--------
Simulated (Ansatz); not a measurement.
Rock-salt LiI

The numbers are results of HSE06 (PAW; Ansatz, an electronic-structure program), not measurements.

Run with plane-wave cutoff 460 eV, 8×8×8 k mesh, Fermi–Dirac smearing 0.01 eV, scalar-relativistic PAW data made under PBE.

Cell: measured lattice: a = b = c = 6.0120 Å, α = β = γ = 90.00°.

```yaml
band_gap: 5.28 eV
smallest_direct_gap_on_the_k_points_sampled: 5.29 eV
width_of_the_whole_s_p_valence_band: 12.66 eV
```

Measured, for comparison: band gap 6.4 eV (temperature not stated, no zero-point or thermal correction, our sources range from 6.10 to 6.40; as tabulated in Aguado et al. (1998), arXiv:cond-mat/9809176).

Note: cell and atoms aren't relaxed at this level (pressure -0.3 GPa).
--------

- **Assignment**
Without changing a word, print all of the entries above.

- **Response area**
Simulated (Ansatz); not a measurement.
Rock-salt LiI

The numbers are results of HSE06 (PAW; Ansatz, an electronic-structure program), not measurements.

Run with plane-wave cutoff 460 eV, 8×8×8 k mesh, Fermi–Dirac smearing 0.01 eV, scalar-relativistic PAW data made under PBE.

Cell: measured lattice: a = b = c = 6.0120 Å, α = β = γ = 90.00°.

```yaml
band_gap: 5.28 eV
smallest_direct_gap_on_the_k_points_sampled: 5.29 eV
width_of_the_whole_s_p_valence_band: 12.66 eV
```

Measured, for comparison: band gap 6.4 eV (temperature not stated, no zero-point or thermal correction, our sources range from 6.10 to 6.40; as tabulated in Aguado et al. (1998), arXiv:cond-mat/9809176).

Note: cell and atoms aren't relaxed at this level (pressure -0.3 GPa).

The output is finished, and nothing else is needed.